> _Record extracts_
-- Opening Marker --

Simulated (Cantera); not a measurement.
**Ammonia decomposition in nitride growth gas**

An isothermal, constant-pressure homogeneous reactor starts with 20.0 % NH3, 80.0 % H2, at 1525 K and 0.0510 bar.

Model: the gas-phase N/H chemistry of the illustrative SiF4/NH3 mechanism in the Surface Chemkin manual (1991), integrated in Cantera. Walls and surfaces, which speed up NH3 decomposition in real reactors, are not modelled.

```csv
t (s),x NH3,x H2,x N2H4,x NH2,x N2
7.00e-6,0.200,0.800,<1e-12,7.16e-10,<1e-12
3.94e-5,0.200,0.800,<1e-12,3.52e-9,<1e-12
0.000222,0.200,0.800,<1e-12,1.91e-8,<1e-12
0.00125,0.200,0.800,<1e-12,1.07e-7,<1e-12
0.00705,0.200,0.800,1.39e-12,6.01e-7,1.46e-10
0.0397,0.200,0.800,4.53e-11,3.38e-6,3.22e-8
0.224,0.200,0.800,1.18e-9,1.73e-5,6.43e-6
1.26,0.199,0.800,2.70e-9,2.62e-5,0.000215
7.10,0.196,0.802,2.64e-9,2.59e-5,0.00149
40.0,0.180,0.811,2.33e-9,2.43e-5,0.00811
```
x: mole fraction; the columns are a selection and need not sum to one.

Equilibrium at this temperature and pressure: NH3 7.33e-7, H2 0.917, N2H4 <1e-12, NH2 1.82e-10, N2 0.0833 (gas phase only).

-- Closing Marker --

> _Action item_
Retype the records above, but only those lines that fall between the line containing "nitride growth gas**" and the line containing "An isothermal, constant-pressure", with both of those lines included, exactly as written.

> _Reply_
**Ammonia decomposition in nitride growth gas**

An isothermal, constant-pressure homogeneous reactor starts with 20.0 % NH3, 80.0 % H2, at 1525 K and 0.0510 bar.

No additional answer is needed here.